__Data for review__
--

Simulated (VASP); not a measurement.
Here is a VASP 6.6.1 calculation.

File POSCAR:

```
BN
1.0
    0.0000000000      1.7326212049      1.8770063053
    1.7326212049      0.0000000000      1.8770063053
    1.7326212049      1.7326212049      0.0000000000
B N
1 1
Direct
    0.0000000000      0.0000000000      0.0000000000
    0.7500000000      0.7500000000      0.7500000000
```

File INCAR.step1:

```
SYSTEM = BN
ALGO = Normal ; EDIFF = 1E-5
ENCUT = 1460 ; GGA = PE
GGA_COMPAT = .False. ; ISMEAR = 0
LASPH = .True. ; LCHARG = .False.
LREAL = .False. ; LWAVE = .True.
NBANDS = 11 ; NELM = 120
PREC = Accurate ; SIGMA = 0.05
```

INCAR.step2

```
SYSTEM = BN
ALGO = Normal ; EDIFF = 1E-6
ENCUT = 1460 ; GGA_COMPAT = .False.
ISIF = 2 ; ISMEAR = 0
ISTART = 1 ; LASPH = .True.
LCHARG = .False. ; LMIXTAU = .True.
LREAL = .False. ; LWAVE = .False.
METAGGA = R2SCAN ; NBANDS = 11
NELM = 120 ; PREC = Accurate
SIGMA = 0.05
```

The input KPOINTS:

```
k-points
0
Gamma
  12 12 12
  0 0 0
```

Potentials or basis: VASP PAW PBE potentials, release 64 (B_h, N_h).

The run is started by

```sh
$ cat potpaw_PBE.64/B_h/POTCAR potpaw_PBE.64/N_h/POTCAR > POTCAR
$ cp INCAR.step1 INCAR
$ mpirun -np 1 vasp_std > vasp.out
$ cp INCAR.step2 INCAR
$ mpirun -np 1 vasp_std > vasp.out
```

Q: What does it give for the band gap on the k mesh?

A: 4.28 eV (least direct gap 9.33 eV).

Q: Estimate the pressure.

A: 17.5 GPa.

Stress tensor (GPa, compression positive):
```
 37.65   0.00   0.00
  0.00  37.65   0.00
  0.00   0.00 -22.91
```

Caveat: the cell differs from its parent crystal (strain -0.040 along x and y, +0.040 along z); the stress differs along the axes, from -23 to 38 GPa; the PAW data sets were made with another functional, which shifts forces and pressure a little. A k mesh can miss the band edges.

--

Take the line above containing "The run is started by", the line containing "Q: What does", and all lines in between, and copy them exactly without anything else.

__Answer space__
The run is started by

```sh
$ cat potpaw_PBE.64/B_h/POTCAR potpaw_PBE.64/N_h/POTCAR > POTCAR
$ cp INCAR.step1 INCAR
$ mpirun -np 1 vasp_std > vasp.out
$ cp INCAR.step2 INCAR
$ mpirun -np 1 vasp_std > vasp.out
```

Q: What does it give for the band gap on the k mesh?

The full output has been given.